:: Exercise ::
Please output the data below exactly as given, starting at its first line and stopping after the line that contains "None (metal or under the smearing width).".

:: Given records ::
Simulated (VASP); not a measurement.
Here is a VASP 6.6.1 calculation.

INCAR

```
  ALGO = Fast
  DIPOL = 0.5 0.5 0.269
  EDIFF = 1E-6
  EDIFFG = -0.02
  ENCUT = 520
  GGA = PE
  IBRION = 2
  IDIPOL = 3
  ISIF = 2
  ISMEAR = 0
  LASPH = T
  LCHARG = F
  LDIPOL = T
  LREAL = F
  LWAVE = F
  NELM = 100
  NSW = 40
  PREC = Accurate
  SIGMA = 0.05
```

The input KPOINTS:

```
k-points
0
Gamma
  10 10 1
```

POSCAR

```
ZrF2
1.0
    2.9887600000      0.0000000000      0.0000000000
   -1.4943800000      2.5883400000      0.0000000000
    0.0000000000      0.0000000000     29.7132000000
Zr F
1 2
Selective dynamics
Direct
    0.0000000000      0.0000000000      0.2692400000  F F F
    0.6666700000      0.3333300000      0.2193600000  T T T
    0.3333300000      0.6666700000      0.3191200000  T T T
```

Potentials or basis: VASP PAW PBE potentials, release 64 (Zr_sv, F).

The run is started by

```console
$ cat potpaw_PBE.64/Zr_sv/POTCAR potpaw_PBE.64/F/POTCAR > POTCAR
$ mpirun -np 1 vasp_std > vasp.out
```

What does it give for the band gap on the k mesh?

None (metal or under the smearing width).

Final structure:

:: Reply ::
Simulated (VASP); not a measurement.
Here is a VASP 6.6.1 calculation.

INCAR

```
  ALGO = Fast
  DIPOL = 0.5 0.5 0.269
  EDIFF = 1E-6
  EDIFFG = -0.02
  ENCUT = 520
  GGA = PE
  IBRION = 2
  IDIPOL = 3
  ISIF = 2
  ISMEAR = 0
  LASPH = T
  LCHARG = F
  LDIPOL = T
  LREAL = F
  LWAVE = F
  NELM = 100
  NSW = 40
  PREC = Accurate
  SIGMA = 0.05
```

The input KPOINTS:

```
k-points
0
Gamma
  10 10 1
```

POSCAR

```
ZrF2
1.0
    2.9887600000      0.0000000000      0.0000000000
   -1.4943800000      2.5883400000      0.0000000000
    0.0000000000      0.0000000000     29.7132000000
Zr F
1 2
Selective dynamics
Direct
    0.0000000000      0.0000000000      0.2692400000  F F F
    0.6666700000      0.3333300000      0.2193600000  T T T
    0.3333300000      0.6666700000      0.3191200000  T T T
```

Potentials or basis: VASP PAW PBE potentials, release 64 (Zr_sv, F).

The run is started by

```console
$ cat potpaw_PBE.64/Zr_sv/POTCAR potpaw_PBE.64/F/POTCAR > POTCAR
$ mpirun -np 1 vasp_std > vasp.out
```

What does it give for the band gap on the k mesh?

None (metal or under the smearing width).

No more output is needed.